### [Exercise]
In the listing below, find the line containing "The cell comes" and the line containing "Does this change harm the result?". Repeat exactly those two lines and every line between them.

=====
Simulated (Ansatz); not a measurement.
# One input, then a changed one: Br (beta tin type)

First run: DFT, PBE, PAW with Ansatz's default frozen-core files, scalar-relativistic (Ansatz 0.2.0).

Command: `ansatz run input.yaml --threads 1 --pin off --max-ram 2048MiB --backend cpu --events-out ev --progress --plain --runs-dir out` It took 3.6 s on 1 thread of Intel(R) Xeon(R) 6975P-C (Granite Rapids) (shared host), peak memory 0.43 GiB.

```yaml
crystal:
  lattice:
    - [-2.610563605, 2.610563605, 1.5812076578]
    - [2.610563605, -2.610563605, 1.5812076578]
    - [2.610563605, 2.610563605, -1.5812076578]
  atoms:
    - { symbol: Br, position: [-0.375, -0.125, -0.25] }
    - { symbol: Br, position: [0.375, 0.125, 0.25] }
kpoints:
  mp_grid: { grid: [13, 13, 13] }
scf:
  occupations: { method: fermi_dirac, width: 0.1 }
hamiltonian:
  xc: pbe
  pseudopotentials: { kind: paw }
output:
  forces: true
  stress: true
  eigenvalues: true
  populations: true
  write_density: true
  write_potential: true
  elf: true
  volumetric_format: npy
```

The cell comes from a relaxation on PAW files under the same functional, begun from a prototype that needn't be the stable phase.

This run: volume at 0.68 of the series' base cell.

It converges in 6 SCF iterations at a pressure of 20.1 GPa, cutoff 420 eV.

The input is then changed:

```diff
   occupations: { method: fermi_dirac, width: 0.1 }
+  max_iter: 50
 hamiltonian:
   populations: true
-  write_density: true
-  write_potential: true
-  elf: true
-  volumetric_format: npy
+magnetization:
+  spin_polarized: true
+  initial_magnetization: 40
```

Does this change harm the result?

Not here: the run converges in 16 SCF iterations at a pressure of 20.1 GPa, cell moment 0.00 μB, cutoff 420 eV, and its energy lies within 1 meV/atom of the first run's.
=====

### [Expected answer]
The cell comes from a relaxation on PAW files under the same functional, begun from a prototype that needn't be the stable phase.

This run: volume at 0.68 of the series' base cell.

It converges in 6 SCF iterations at a pressure of 20.1 GPa, cutoff 420 eV.

The input is then changed:

```diff
   occupations: { method: fermi_dirac, width: 0.1 }
+  max_iter: 50
 hamiltonian:
   populations: true
-  write_density: true
-  write_potential: true
-  elf: true
-  volumetric_format: npy
+magnetization:
+  spin_polarized: true
+  initial_magnetization: 40
```

Does this change harm the result?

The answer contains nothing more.